* Work order:
The lines from the top of the listing through the one containing "0.410 | 20× |" are to be retyped exactly, with no other lines.

* Data to examine:
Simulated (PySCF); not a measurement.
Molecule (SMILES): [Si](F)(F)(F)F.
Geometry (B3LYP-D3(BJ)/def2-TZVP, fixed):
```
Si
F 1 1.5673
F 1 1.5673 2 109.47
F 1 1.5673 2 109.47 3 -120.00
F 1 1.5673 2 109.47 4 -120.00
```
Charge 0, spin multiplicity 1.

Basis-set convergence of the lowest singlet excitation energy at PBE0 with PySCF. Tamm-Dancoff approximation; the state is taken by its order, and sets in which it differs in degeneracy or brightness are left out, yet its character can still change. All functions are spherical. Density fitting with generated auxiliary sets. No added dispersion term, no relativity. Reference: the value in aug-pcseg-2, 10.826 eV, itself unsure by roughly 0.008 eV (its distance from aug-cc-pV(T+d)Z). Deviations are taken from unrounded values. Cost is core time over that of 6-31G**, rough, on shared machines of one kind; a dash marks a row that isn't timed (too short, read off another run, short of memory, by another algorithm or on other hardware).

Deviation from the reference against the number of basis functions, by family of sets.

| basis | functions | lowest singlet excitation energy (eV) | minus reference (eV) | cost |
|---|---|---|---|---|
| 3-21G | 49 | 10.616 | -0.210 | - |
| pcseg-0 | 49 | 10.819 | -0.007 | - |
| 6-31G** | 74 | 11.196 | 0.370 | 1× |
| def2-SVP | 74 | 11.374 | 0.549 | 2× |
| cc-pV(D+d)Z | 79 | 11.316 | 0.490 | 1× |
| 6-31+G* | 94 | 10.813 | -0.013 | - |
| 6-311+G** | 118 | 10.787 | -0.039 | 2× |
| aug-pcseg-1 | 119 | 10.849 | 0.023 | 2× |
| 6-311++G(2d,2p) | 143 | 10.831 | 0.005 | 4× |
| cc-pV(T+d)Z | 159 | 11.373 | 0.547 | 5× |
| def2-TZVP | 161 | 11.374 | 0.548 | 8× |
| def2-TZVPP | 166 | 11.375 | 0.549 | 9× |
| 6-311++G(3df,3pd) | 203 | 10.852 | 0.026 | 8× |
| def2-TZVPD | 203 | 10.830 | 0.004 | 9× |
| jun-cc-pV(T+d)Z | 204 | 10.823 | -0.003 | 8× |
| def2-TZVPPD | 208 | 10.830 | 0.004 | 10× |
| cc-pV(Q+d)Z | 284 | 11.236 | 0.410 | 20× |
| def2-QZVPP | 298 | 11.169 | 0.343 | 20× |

* Exercise answer:
Simulated (PySCF); not a measurement.
Molecule (SMILES): [Si](F)(F)(F)F.
Geometry (B3LYP-D3(BJ)/def2-TZVP, fixed):
```
Si
F 1 1.5673
F 1 1.5673 2 109.47
F 1 1.5673 2 109.47 3 -120.00
F 1 1.5673 2 109.47 4 -120.00
```
Charge 0, spin multiplicity 1.

Basis-set convergence of the lowest singlet excitation energy at PBE0 with PySCF. Tamm-Dancoff approximation; the state is taken by its order, and sets in which it differs in degeneracy or brightness are left out, yet its character can still change. All functions are spherical. Density fitting with generated auxiliary sets. No added dispersion term, no relativity. Reference: the value in aug-pcseg-2, 10.826 eV, itself unsure by roughly 0.008 eV (its distance from aug-cc-pV(T+d)Z). Deviations are taken from unrounded values. Cost is core time over that of 6-31G**, rough, on shared machines of one kind; a dash marks a row that isn't timed (too short, read off another run, short of memory, by another algorithm or on other hardware).

Deviation from the reference against the number of basis functions, by family of sets.

| basis | functions | lowest singlet excitation energy (eV) | minus reference (eV) | cost |
|---|---|---|---|---|
| 3-21G | 49 | 10.616 | -0.210 | - |
| pcseg-0 | 49 | 10.819 | -0.007 | - |
| 6-31G** | 74 | 11.196 | 0.370 | 1× |
| def2-SVP | 74 | 11.374 | 0.549 | 2× |
| cc-pV(D+d)Z | 79 | 11.316 | 0.490 | 1× |
| 6-31+G* | 94 | 10.813 | -0.013 | - |
| 6-311+G** | 118 | 10.787 | -0.039 | 2× |
| aug-pcseg-1 | 119 | 10.849 | 0.023 | 2× |
| 6-311++G(2d,2p) | 143 | 10.831 | 0.005 | 4× |
| cc-pV(T+d)Z | 159 | 11.373 | 0.547 | 5× |
| def2-TZVP | 161 | 11.374 | 0.548 | 8× |
| def2-TZVPP | 166 | 11.375 | 0.549 | 9× |
| 6-311++G(3df,3pd) | 203 | 10.852 | 0.026 | 8× |
| def2-TZVPD | 203 | 10.830 | 0.004 | 9× |
| jun-cc-pV(T+d)Z | 204 | 10.823 | -0.003 | 8× |
| def2-TZVPPD | 208 | 10.830 | 0.004 | 10× |
| cc-pV(Q+d)Z | 284 | 11.236 | 0.410 | 20× |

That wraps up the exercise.